● Given information:
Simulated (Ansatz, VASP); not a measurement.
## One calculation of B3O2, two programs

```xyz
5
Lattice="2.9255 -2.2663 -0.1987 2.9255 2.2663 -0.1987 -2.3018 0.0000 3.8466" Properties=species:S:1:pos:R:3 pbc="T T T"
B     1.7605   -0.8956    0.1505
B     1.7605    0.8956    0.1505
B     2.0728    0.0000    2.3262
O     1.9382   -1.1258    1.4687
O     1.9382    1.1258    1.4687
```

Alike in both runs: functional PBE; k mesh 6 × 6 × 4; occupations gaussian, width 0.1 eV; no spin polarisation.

● Task item: Return the data in its entirety, exactly as given.

● Exercise solution:
Simulated (Ansatz, VASP); not a measurement.
## One calculation of B3O2, two programs

```xyz
5
Lattice="2.9255 -2.2663 -0.1987 2.9255 2.2663 -0.1987 -2.3018 0.0000 3.8466" Properties=species:S:1:pos:R:3 pbc="T T T"
B     1.7605   -0.8956    0.1505
B     1.7605    0.8956    0.1505
B     2.0728    0.0000    2.3262
O     1.9382   -1.1258    1.4687
O     1.9382    1.1258    1.4687
```

Alike in both runs: functional PBE; k mesh 6 × 6 × 4; occupations gaussian, width 0.1 eV; no spin polarisation.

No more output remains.